- **ASSIGNMENT**
Restate the data below word for word, leaving nothing out.

- **MATERIAL SHOWN**
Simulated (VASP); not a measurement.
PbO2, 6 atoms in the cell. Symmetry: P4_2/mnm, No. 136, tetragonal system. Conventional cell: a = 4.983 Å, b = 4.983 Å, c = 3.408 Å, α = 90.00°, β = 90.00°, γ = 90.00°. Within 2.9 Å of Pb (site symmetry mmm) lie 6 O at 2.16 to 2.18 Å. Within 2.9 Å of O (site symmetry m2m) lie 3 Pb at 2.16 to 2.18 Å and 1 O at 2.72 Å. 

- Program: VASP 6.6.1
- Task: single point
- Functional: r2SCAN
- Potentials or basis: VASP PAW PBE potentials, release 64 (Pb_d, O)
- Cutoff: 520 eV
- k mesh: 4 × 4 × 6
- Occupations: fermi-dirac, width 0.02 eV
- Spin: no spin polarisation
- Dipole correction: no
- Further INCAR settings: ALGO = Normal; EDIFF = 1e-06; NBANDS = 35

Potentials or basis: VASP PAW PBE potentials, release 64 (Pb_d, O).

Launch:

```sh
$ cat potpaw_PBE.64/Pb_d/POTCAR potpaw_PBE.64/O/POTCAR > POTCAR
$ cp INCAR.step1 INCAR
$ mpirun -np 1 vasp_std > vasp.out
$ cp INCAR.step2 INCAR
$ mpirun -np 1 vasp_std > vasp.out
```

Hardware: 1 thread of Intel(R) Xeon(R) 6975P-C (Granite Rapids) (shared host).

- **EXERCISE OUTPUT**
Simulated (VASP); not a measurement.
PbO2, 6 atoms in the cell. Symmetry: P4_2/mnm, No. 136, tetragonal system. Conventional cell: a = 4.983 Å, b = 4.983 Å, c = 3.408 Å, α = 90.00°, β = 90.00°, γ = 90.00°. Within 2.9 Å of Pb (site symmetry mmm) lie 6 O at 2.16 to 2.18 Å. Within 2.9 Å of O (site symmetry m2m) lie 3 Pb at 2.16 to 2.18 Å and 1 O at 2.72 Å. 

- Program: VASP 6.6.1
- Task: single point
- Functional: r2SCAN
- Potentials or basis: VASP PAW PBE potentials, release 64 (Pb_d, O)
- Cutoff: 520 eV
- k mesh: 4 × 4 × 6
- Occupations: fermi-dirac, width 0.02 eV
- Spin: no spin polarisation
- Dipole correction: no
- Further INCAR settings: ALGO = Normal; EDIFF = 1e-06; NBANDS = 35

Potentials or basis: VASP PAW PBE potentials, release 64 (Pb_d, O).

Launch:

```sh
$ cat potpaw_PBE.64/Pb_d/POTCAR potpaw_PBE.64/O/POTCAR > POTCAR
$ cp INCAR.step1 INCAR
$ mpirun -np 1 vasp_std > vasp.out
$ cp INCAR.step2 INCAR
$ mpirun -np 1 vasp_std > vasp.out
```

Hardware: 1 thread of Intel(R) Xeon(R) 6975P-C (Granite Rapids) (shared host).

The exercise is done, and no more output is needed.